With no additions or omissions, print the listing that follows.

Information:
»»
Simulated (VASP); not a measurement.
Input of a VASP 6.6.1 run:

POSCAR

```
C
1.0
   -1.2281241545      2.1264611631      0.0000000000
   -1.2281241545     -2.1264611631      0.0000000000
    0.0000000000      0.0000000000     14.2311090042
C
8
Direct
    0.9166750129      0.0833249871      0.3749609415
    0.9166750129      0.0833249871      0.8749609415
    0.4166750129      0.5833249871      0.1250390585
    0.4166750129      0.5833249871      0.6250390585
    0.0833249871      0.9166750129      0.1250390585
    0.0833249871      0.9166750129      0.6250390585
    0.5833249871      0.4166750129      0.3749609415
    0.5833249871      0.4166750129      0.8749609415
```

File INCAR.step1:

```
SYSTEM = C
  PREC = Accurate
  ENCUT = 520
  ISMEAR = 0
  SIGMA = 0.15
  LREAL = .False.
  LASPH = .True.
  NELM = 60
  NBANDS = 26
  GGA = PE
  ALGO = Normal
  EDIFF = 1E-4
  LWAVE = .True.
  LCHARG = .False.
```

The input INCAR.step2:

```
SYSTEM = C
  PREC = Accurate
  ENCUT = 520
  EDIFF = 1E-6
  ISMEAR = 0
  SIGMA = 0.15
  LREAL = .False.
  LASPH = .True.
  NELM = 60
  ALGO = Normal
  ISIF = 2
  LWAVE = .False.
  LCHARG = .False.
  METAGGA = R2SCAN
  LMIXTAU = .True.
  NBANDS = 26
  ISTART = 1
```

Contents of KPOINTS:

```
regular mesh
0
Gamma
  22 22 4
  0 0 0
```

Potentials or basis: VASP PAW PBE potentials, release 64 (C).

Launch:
««

Task solution:
Simulated (VASP); not a measurement.
Input of a VASP 6.6.1 run:

POSCAR

```
C
1.0
   -1.2281241545      2.1264611631      0.0000000000
   -1.2281241545     -2.1264611631      0.0000000000
    0.0000000000      0.0000000000     14.2311090042
C
8
Direct
    0.9166750129      0.0833249871      0.3749609415
    0.9166750129      0.0833249871      0.8749609415
    0.4166750129      0.5833249871      0.1250390585
    0.4166750129      0.5833249871      0.6250390585
    0.0833249871      0.9166750129      0.1250390585
    0.0833249871      0.9166750129      0.6250390585
    0.5833249871      0.4166750129      0.3749609415
    0.5833249871      0.4166750129      0.8749609415
```

File INCAR.step1:

```
SYSTEM = C
  PREC = Accurate
  ENCUT = 520
  ISMEAR = 0
  SIGMA = 0.15
  LREAL = .False.
  LASPH = .True.
  NELM = 60
  NBANDS = 26
  GGA = PE
  ALGO = Normal
  EDIFF = 1E-4
  LWAVE = .True.
  LCHARG = .False.
```

The input INCAR.step2:

```
SYSTEM = C
  PREC = Accurate
  ENCUT = 520
  EDIFF = 1E-6
  ISMEAR = 0
  SIGMA = 0.15
  LREAL = .False.
  LASPH = .True.
  NELM = 60
  ALGO = Normal
  ISIF = 2
  LWAVE = .False.
  LCHARG = .False.
  METAGGA = R2SCAN
  LMIXTAU = .True.
  NBANDS = 26
  ISTART = 1
```

Contents of KPOINTS:

```
regular mesh
0
Gamma
  22 22 4
  0 0 0
```

Potentials or basis: VASP PAW PBE potentials, release 64 (C).

Launch:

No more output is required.